Up to and including the line that contains "Space group without", return every line from the start of the data, unchanged.

%%

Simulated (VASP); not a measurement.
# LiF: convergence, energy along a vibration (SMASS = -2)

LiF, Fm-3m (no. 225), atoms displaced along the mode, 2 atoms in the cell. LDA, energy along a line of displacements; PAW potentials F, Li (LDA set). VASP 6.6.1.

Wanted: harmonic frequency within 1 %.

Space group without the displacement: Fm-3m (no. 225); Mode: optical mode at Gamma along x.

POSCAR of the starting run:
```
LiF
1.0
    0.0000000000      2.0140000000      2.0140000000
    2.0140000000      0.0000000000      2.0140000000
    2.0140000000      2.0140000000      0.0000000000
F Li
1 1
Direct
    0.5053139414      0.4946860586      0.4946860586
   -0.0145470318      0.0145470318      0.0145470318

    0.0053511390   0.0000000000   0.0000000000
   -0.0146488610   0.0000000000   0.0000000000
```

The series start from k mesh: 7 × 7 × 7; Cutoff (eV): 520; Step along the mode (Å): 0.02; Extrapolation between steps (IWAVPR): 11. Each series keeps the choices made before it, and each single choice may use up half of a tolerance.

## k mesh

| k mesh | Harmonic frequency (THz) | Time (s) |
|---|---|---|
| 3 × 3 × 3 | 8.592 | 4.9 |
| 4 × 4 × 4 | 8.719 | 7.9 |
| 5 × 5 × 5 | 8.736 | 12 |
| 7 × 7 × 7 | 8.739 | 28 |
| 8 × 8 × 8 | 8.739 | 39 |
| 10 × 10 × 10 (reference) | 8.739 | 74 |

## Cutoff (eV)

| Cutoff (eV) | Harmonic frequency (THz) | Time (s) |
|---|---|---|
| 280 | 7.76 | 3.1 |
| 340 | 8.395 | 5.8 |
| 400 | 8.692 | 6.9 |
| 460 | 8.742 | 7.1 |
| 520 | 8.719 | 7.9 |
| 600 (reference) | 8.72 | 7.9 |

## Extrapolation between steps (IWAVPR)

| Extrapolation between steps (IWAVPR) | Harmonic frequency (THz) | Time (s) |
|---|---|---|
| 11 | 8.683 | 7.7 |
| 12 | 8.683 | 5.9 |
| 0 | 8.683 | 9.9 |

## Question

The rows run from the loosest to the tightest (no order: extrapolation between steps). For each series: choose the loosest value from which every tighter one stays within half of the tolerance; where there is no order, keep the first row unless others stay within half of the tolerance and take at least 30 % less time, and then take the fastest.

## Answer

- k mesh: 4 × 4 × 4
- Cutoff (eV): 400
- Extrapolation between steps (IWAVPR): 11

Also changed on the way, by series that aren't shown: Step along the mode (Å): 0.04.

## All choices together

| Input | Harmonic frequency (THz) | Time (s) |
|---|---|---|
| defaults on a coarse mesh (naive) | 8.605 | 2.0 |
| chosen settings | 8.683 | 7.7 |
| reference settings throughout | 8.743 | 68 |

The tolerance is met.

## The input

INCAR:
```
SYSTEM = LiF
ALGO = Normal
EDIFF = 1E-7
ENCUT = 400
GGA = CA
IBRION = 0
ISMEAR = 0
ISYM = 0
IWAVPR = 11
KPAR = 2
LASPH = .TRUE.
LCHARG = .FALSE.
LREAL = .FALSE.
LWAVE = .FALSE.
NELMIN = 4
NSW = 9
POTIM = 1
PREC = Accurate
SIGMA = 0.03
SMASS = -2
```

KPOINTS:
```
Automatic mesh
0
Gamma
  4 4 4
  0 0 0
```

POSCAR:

%%

SOLUTION:
Simulated (VASP); not a measurement.
# LiF: convergence, energy along a vibration (SMASS = -2)

LiF, Fm-3m (no. 225), atoms displaced along the mode, 2 atoms in the cell. LDA, energy along a line of displacements; PAW potentials F, Li (LDA set). VASP 6.6.1.

Wanted: harmonic frequency within 1 %.

Space group without the displacement: Fm-3m (no. 225); Mode: optical mode at Gamma along x.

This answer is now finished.